- Listed entries -
━━━
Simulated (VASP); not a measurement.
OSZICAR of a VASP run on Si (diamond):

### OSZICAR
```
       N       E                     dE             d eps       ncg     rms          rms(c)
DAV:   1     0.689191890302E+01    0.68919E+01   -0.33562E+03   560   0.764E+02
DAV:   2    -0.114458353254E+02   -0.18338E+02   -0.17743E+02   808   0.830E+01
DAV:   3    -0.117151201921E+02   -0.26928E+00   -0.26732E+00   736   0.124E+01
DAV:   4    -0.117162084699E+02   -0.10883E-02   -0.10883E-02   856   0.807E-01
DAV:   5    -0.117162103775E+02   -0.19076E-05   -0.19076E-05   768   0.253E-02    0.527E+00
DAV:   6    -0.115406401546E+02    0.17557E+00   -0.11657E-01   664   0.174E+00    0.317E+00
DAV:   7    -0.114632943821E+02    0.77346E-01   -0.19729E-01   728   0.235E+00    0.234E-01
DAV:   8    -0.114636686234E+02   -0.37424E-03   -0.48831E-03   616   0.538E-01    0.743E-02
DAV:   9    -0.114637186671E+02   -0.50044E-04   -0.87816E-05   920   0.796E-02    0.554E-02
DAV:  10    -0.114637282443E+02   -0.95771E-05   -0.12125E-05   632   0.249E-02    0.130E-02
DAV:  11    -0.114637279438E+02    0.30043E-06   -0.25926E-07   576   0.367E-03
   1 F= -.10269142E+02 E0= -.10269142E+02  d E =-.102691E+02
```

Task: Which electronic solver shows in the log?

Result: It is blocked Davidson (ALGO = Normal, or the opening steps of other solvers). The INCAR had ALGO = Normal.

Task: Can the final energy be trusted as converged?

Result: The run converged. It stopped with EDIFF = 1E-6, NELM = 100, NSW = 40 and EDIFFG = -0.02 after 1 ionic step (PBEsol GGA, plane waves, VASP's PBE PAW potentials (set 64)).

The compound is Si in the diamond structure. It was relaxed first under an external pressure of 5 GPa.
━━━

Out of the data above, transcribe exactly and only the lines starting with the line that has "OSZICAR of a" and going on through the line that has "Result: The run", both included.

OSZICAR of a VASP run on Si (diamond):

### OSZICAR
```
       N       E                     dE             d eps       ncg     rms          rms(c)
DAV:   1     0.689191890302E+01    0.68919E+01   -0.33562E+03   560   0.764E+02
DAV:   2    -0.114458353254E+02   -0.18338E+02   -0.17743E+02   808   0.830E+01
DAV:   3    -0.117151201921E+02   -0.26928E+00   -0.26732E+00   736   0.124E+01
DAV:   4    -0.117162084699E+02   -0.10883E-02   -0.10883E-02   856   0.807E-01
DAV:   5    -0.117162103775E+02   -0.19076E-05   -0.19076E-05   768   0.253E-02    0.527E+00
DAV:   6    -0.115406401546E+02    0.17557E+00   -0.11657E-01   664   0.174E+00    0.317E+00
DAV:   7    -0.114632943821E+02    0.77346E-01   -0.19729E-01   728   0.235E+00    0.234E-01
DAV:   8    -0.114636686234E+02   -0.37424E-03   -0.48831E-03   616   0.538E-01    0.743E-02
DAV:   9    -0.114637186671E+02   -0.50044E-04   -0.87816E-05   920   0.796E-02    0.554E-02
DAV:  10    -0.114637282443E+02   -0.95771E-05   -0.12125E-05   632   0.249E-02    0.130E-02
DAV:  11    -0.114637279438E+02    0.30043E-06   -0.25926E-07   576   0.367E-03
   1 F= -.10269142E+02 E0= -.10269142E+02  d E =-.102691E+02
```

Task: Which electronic solver shows in the log?

Result: It is blocked Davidson (ALGO = Normal, or the opening steps of other solvers). The INCAR had ALGO = Normal.

Task: Can the final energy be trusted as converged?

Result: The run converged. It stopped with EDIFF = 1E-6, NELM = 100, NSW = 40 and EDIFFG = -0.02 after 1 ionic step (PBEsol GGA, plane waves, VASP's PBE PAW potentials (set 64)).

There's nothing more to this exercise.